* **Assignment**:
From the first line to the last, write out the listing exactly.

* **Dataset entries**:
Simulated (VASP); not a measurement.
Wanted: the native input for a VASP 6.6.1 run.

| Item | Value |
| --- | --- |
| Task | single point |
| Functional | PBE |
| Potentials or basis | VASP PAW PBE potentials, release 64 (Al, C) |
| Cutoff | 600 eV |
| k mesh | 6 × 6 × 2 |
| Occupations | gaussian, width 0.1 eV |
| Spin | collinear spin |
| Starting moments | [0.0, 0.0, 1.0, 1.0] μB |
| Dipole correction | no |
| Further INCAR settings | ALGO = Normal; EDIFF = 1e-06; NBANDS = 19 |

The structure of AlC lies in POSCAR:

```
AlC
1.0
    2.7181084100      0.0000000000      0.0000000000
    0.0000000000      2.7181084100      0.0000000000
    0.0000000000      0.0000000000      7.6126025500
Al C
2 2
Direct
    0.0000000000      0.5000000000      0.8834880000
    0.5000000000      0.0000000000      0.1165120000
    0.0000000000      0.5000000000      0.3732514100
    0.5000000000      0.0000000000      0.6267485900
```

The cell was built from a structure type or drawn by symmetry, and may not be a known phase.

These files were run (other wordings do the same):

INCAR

* **Response**:
Simulated (VASP); not a measurement.
Wanted: the native input for a VASP 6.6.1 run.

| Item | Value |
| --- | --- |
| Task | single point |
| Functional | PBE |
| Potentials or basis | VASP PAW PBE potentials, release 64 (Al, C) |
| Cutoff | 600 eV |
| k mesh | 6 × 6 × 2 |
| Occupations | gaussian, width 0.1 eV |
| Spin | collinear spin |
| Starting moments | [0.0, 0.0, 1.0, 1.0] μB |
| Dipole correction | no |
| Further INCAR settings | ALGO = Normal; EDIFF = 1e-06; NBANDS = 19 |

The structure of AlC lies in POSCAR:

```
AlC
1.0
    2.7181084100      0.0000000000      0.0000000000
    0.0000000000      2.7181084100      0.0000000000
    0.0000000000      0.0000000000      7.6126025500
Al C
2 2
Direct
    0.0000000000      0.5000000000      0.8834880000
    0.5000000000      0.0000000000      0.1165120000
    0.0000000000      0.5000000000      0.3732514100
    0.5000000000      0.0000000000      0.6267485900
```

The cell was built from a structure type or drawn by symmetry, and may not be a known phase.

These files were run (other wordings do the same):

INCAR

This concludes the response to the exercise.